▶ **Work task**
Below is some data. Retype exactly the lines starting at the one with "P under changes of volume" and ending at the one with "Energies are extrapolated to zero smearing.".

++++ Extracted information

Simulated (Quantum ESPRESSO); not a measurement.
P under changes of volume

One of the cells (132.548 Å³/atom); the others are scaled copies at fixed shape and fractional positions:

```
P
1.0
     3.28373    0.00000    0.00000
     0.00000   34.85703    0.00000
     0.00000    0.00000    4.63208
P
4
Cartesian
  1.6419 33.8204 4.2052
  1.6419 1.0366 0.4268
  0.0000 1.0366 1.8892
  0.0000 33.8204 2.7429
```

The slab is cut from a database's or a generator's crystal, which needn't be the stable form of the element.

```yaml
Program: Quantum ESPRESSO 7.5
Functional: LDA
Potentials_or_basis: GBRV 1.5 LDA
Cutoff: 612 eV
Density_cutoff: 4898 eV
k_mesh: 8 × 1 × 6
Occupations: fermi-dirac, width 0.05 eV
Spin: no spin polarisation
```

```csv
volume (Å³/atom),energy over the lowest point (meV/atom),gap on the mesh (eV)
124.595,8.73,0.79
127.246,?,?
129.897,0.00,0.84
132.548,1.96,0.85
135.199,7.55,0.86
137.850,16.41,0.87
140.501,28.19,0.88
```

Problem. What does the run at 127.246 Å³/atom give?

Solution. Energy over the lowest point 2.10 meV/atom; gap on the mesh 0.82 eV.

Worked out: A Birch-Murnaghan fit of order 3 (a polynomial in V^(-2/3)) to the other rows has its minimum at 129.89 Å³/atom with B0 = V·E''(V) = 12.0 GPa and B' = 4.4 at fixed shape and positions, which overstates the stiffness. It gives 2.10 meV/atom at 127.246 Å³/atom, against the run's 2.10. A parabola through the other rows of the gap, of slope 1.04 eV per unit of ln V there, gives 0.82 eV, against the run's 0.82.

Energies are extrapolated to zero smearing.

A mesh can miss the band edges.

++++++++

▶ **Worked solution**
P under changes of volume

One of the cells (132.548 Å³/atom); the others are scaled copies at fixed shape and fractional positions:

```
P
1.0
     3.28373    0.00000    0.00000
     0.00000   34.85703    0.00000
     0.00000    0.00000    4.63208
P
4
Cartesian
  1.6419 33.8204 4.2052
  1.6419 1.0366 0.4268
  0.0000 1.0366 1.8892
  0.0000 33.8204 2.7429
```

The slab is cut from a database's or a generator's crystal, which needn't be the stable form of the element.

```yaml
Program: Quantum ESPRESSO 7.5
Functional: LDA
Potentials_or_basis: GBRV 1.5 LDA
Cutoff: 612 eV
Density_cutoff: 4898 eV
k_mesh: 8 × 1 × 6
Occupations: fermi-dirac, width 0.05 eV
Spin: no spin polarisation
```

```csv
volume (Å³/atom),energy over the lowest point (meV/atom),gap on the mesh (eV)
124.595,8.73,0.79
127.246,?,?
129.897,0.00,0.84
132.548,1.96,0.85
135.199,7.55,0.86
137.850,16.41,0.87
140.501,28.19,0.88
```

Problem. What does the run at 127.246 Å³/atom give?

Solution. Energy over the lowest point 2.10 meV/atom; gap on the mesh 0.82 eV.

Worked out: A Birch-Murnaghan fit of order 3 (a polynomial in V^(-2/3)) to the other rows has its minimum at 129.89 Å³/atom with B0 = V·E''(V) = 12.0 GPa and B' = 4.4 at fixed shape and positions, which overstates the stiffness. It gives 2.10 meV/atom at 127.246 Å³/atom, against the run's 2.10. A parabola through the other rows of the gap, of slope 1.04 eV per unit of ln V there, gives 0.82 eV, against the run's 0.82.

Energies are extrapolated to zero smearing.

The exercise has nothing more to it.